» **Data extract**:
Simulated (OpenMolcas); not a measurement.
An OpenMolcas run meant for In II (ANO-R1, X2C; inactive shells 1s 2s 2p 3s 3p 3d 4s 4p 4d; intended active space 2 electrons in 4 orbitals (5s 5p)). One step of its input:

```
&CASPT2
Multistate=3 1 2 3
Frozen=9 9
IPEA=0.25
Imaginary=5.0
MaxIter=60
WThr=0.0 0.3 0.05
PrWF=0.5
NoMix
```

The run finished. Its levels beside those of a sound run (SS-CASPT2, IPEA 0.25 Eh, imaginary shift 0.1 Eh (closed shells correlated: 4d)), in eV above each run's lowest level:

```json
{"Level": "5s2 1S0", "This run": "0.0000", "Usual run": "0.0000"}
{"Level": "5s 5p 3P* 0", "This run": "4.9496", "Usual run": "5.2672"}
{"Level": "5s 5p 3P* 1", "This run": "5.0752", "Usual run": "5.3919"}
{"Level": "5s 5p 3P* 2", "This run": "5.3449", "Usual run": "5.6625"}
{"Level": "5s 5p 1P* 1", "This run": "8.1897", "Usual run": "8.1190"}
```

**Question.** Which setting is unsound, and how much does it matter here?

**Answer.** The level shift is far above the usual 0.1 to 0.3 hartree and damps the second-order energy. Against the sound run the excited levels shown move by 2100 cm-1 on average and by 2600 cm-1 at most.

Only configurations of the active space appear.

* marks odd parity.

» **Work task**:
The answer must be all of the entries, restated exactly.

» **Response box**:
Simulated (OpenMolcas); not a measurement.
An OpenMolcas run meant for In II (ANO-R1, X2C; inactive shells 1s 2s 2p 3s 3p 3d 4s 4p 4d; intended active space 2 electrons in 4 orbitals (5s 5p)). One step of its input:

```
&CASPT2
Multistate=3 1 2 3
Frozen=9 9
IPEA=0.25
Imaginary=5.0
MaxIter=60
WThr=0.0 0.3 0.05
PrWF=0.5
NoMix
```

The run finished. Its levels beside those of a sound run (SS-CASPT2, IPEA 0.25 Eh, imaginary shift 0.1 Eh (closed shells correlated: 4d)), in eV above each run's lowest level:

```json
{"Level": "5s2 1S0", "This run": "0.0000", "Usual run": "0.0000"}
{"Level": "5s 5p 3P* 0", "This run": "4.9496", "Usual run": "5.2672"}
{"Level": "5s 5p 3P* 1", "This run": "5.0752", "Usual run": "5.3919"}
{"Level": "5s 5p 3P* 2", "This run": "5.3449", "Usual run": "5.6625"}
{"Level": "5s 5p 1P* 1", "This run": "8.1897", "Usual run": "8.1190"}
```

**Question.** Which setting is unsound, and how much does it matter here?

**Answer.** The level shift is far above the usual 0.1 to 0.3 hartree and damps the second-order energy. Against the sound run the excited levels shown move by 2100 cm-1 on average and by 2600 cm-1 at most.

Only configurations of the active space appear.

* marks odd parity.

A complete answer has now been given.